**Exercise**. Among the entries below, one line contains "## Calculated data, GaP" and another contains "Common to all". Transcribe those two lines and every line between them, exactly.

*** Record extracts

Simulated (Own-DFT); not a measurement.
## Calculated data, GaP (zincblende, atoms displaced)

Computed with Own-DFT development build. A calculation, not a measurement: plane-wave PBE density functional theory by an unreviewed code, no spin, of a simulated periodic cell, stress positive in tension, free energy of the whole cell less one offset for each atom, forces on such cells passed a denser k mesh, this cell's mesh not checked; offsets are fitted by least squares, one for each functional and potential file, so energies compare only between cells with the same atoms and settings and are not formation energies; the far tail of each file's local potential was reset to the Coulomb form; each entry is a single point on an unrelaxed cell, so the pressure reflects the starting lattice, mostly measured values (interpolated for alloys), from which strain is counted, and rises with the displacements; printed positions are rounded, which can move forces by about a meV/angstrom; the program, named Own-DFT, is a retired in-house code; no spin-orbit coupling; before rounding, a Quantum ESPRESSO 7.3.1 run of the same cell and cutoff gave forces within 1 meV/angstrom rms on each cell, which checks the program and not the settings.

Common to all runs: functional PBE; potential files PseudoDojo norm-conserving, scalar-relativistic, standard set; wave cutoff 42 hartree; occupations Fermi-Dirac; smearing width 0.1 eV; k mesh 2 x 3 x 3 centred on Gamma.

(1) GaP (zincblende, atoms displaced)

******

**Answer section**.
## Calculated data, GaP (zincblende, atoms displaced)

Computed with Own-DFT development build. A calculation, not a measurement: plane-wave PBE density functional theory by an unreviewed code, no spin, of a simulated periodic cell, stress positive in tension, free energy of the whole cell less one offset for each atom, forces on such cells passed a denser k mesh, this cell's mesh not checked; offsets are fitted by least squares, one for each functional and potential file, so energies compare only between cells with the same atoms and settings and are not formation energies; the far tail of each file's local potential was reset to the Coulomb form; each entry is a single point on an unrelaxed cell, so the pressure reflects the starting lattice, mostly measured values (interpolated for alloys), from which strain is counted, and rises with the displacements; printed positions are rounded, which can move forces by about a meV/angstrom; the program, named Own-DFT, is a retired in-house code; no spin-orbit coupling; before rounding, a Quantum ESPRESSO 7.3.1 run of the same cell and cutoff gave forces within 1 meV/angstrom rms on each cell, which checks the program and not the settings.

Common to all runs: functional PBE; potential files PseudoDojo norm-conserving, scalar-relativistic, standard set; wave cutoff 42 hartree; occupations Fermi-Dirac; smearing width 0.1 eV; k mesh 2 x 3 x 3 centred on Gamma.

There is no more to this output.